--- START ---
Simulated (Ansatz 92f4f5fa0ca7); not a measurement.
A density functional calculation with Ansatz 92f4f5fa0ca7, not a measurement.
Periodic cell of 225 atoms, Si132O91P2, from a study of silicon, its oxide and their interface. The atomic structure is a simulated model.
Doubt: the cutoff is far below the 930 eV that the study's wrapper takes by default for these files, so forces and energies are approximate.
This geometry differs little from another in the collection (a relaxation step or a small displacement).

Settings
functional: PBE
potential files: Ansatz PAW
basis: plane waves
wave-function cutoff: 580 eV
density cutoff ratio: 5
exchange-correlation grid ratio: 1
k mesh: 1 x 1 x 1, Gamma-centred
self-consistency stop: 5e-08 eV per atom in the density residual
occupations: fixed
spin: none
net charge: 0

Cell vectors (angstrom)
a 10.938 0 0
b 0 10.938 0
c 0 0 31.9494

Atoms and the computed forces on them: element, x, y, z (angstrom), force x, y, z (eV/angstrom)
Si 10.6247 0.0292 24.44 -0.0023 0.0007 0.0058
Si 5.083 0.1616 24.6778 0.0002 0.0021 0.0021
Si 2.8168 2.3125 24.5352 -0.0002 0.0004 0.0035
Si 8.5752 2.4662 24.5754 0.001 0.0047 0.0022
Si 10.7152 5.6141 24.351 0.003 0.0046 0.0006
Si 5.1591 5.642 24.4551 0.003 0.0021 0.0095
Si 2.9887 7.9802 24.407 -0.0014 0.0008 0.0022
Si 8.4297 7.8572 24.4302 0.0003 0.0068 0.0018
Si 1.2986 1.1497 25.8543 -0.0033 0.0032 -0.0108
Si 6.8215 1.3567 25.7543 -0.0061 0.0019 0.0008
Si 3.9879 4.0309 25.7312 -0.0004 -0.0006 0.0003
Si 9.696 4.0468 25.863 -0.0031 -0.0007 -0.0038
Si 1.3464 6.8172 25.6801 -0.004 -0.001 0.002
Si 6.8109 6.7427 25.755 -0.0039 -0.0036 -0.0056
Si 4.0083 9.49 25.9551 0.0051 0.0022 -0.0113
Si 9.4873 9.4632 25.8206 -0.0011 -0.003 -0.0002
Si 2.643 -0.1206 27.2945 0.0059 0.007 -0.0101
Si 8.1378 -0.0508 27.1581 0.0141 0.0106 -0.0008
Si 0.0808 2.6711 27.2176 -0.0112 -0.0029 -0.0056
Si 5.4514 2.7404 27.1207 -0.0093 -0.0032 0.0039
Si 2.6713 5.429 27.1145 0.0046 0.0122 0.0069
--- END ---

## Assigned task
Of all the entries above, output exactly the lines between the one holding "Si 10.6247 0.0292 24.44 -0.0023 0.0007 0.0058" and the one holding "Si 5.4514 2.7404", inclusive.

## Written answer
Si 10.6247 0.0292 24.44 -0.0023 0.0007 0.0058
Si 5.083 0.1616 24.6778 0.0002 0.0021 0.0021
Si 2.8168 2.3125 24.5352 -0.0002 0.0004 0.0035
Si 8.5752 2.4662 24.5754 0.001 0.0047 0.0022
Si 10.7152 5.6141 24.351 0.003 0.0046 0.0006
Si 5.1591 5.642 24.4551 0.003 0.0021 0.0095
Si 2.9887 7.9802 24.407 -0.0014 0.0008 0.0022
Si 8.4297 7.8572 24.4302 0.0003 0.0068 0.0018
Si 1.2986 1.1497 25.8543 -0.0033 0.0032 -0.0108
Si 6.8215 1.3567 25.7543 -0.0061 0.0019 0.0008
Si 3.9879 4.0309 25.7312 -0.0004 -0.0006 0.0003
Si 9.696 4.0468 25.863 -0.0031 -0.0007 -0.0038
Si 1.3464 6.8172 25.6801 -0.004 -0.001 0.002
Si 6.8109 6.7427 25.755 -0.0039 -0.0036 -0.0056
Si 4.0083 9.49 25.9551 0.0051 0.0022 -0.0113
Si 9.4873 9.4632 25.8206 -0.0011 -0.003 -0.0002
Si 2.643 -0.1206 27.2945 0.0059 0.007 -0.0101
Si 8.1378 -0.0508 27.1581 0.0141 0.0106 -0.0008
Si 0.0808 2.6711 27.2176 -0.0112 -0.0029 -0.0056
Si 5.4514 2.7404 27.1207 -0.0093 -0.0032 0.0039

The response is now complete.